--------

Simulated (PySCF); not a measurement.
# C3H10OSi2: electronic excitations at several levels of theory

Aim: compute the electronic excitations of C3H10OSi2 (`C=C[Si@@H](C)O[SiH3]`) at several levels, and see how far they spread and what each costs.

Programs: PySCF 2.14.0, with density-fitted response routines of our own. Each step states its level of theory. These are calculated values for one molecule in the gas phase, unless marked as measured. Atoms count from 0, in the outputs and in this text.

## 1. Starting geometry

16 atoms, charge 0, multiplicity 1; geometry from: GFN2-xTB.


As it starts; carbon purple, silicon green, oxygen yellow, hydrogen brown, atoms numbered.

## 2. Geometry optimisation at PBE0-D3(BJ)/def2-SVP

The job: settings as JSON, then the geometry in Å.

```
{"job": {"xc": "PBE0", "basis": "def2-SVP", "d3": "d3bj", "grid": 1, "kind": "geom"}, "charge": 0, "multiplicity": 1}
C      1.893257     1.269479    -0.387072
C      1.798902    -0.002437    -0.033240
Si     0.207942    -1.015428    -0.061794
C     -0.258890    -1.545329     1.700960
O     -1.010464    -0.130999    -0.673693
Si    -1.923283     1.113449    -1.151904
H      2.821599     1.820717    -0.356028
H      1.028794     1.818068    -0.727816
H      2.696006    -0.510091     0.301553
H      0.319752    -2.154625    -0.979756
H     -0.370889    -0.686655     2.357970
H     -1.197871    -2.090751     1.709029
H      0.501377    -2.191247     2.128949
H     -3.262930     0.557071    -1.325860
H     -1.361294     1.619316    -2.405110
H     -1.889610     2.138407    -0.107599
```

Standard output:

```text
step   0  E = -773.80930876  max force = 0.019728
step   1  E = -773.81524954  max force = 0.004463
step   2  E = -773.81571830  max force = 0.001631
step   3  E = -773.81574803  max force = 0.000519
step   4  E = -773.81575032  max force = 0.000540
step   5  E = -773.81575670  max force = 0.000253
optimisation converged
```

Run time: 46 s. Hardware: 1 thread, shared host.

--------

> **WORK INSTRUCTION**:
An exact copy of the lines above, from the one containing "Programs: PySCF 2.14.0, with" down to the one containing "16 atoms, charge" and including both, is the whole answer; retype it and nothing else.

> **RESPONSE**:
Programs: PySCF 2.14.0, with density-fitted response routines of our own. Each step states its level of theory. These are calculated values for one molecule in the gas phase, unless marked as measured. Atoms count from 0, in the outputs and in this text.

## 1. Starting geometry

16 atoms, charge 0, multiplicity 1; geometry from: GFN2-xTB.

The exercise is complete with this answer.